Keeping each word and mark in place, write out the full listing once more.

------------

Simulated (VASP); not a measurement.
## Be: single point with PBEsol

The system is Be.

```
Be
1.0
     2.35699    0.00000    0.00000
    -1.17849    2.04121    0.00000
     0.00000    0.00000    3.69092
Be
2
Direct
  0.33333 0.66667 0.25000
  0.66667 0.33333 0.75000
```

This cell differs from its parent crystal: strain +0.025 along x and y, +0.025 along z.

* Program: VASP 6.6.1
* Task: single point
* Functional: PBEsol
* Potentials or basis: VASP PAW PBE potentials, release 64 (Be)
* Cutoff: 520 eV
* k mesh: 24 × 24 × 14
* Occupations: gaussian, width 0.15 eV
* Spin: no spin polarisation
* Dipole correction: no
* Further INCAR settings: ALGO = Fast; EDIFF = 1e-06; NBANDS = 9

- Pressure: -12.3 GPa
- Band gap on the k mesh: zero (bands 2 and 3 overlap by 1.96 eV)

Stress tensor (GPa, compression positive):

------------

**Task response**
Simulated (VASP); not a measurement.
## Be: single point with PBEsol

The system is Be.

```
Be
1.0
     2.35699    0.00000    0.00000
    -1.17849    2.04121    0.00000
     0.00000    0.00000    3.69092
Be
2
Direct
  0.33333 0.66667 0.25000
  0.66667 0.33333 0.75000
```

This cell differs from its parent crystal: strain +0.025 along x and y, +0.025 along z.

* Program: VASP 6.6.1
* Task: single point
* Functional: PBEsol
* Potentials or basis: VASP PAW PBE potentials, release 64 (Be)
* Cutoff: 520 eV
* k mesh: 24 × 24 × 14
* Occupations: gaussian, width 0.15 eV
* Spin: no spin polarisation
* Dipole correction: no
* Further INCAR settings: ALGO = Fast; EDIFF = 1e-06; NBANDS = 9

- Pressure: -12.3 GPa
- Band gap on the k mesh: zero (bands 2 and 3 overlap by 1.96 eV)

Stress tensor (GPa, compression positive):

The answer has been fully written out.